++++ EXTRACTED MATERIAL

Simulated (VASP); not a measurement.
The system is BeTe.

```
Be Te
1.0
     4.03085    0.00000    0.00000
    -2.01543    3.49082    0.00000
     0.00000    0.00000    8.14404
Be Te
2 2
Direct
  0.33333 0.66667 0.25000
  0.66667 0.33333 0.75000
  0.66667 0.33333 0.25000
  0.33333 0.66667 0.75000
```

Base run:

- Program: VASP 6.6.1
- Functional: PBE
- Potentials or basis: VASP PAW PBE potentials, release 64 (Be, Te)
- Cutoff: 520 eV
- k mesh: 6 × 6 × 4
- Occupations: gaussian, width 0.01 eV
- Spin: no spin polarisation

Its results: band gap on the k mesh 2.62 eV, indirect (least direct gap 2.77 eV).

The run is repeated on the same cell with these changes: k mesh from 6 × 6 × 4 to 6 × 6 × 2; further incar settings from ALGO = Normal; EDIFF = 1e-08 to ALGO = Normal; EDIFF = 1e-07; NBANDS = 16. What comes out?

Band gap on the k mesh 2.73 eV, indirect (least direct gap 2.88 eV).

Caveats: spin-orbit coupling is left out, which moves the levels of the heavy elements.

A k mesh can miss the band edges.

++++++++

**REQUIREMENT:** The listing above holds a line with "- k mesh: 6 × 6 × 4" and a line with "Caveats: spin-orbit coupling". Print the stretch from the first through the second, exactly and alone.

**EXERCISE ANSWER:**
- k mesh: 6 × 6 × 4
- Occupations: gaussian, width 0.01 eV
- Spin: no spin polarisation

Its results: band gap on the k mesh 2.62 eV, indirect (least direct gap 2.77 eV).

The run is repeated on the same cell with these changes: k mesh from 6 × 6 × 4 to 6 × 6 × 2; further incar settings from ALGO = Normal; EDIFF = 1e-08 to ALGO = Normal; EDIFF = 1e-07; NBANDS = 16. What comes out?

Band gap on the k mesh 2.73 eV, indirect (least direct gap 2.88 eV).

Caveats: spin-orbit coupling is left out, which moves the levels of the heavy elements.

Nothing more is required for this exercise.